#### PROVIDED RECORDS ####

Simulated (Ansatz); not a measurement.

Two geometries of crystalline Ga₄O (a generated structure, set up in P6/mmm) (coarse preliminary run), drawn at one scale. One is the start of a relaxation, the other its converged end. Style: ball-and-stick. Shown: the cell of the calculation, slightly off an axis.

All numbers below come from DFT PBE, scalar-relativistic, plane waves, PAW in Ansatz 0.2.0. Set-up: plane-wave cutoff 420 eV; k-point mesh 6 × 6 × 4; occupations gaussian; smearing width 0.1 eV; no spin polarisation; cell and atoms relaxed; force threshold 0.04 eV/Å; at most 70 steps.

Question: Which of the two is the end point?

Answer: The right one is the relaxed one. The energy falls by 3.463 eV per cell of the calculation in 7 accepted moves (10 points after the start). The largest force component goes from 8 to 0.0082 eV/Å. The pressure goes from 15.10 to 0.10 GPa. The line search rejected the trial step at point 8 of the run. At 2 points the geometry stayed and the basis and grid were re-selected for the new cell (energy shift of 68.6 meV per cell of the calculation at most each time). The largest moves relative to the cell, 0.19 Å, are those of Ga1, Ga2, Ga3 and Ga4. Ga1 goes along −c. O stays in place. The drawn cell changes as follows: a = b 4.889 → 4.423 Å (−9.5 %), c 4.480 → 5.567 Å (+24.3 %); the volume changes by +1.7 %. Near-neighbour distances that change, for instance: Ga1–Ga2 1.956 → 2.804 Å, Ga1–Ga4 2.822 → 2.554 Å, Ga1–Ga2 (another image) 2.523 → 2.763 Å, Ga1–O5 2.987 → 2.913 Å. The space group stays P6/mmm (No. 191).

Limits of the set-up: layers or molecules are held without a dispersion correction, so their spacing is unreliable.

####

WORK ORDER: Begin at the first line of the material and transcribe each line exactly. End with the line containing "Question: Which of the two is the end point?", and give nothing else.

YOUR SOLUTION:
Simulated (Ansatz); not a measurement.

Two geometries of crystalline Ga₄O (a generated structure, set up in P6/mmm) (coarse preliminary run), drawn at one scale. One is the start of a relaxation, the other its converged end. Style: ball-and-stick. Shown: the cell of the calculation, slightly off an axis.

All numbers below come from DFT PBE, scalar-relativistic, plane waves, PAW in Ansatz 0.2.0. Set-up: plane-wave cutoff 420 eV; k-point mesh 6 × 6 × 4; occupations gaussian; smearing width 0.1 eV; no spin polarisation; cell and atoms relaxed; force threshold 0.04 eV/Å; at most 70 steps.

Question: Which of the two is the end point?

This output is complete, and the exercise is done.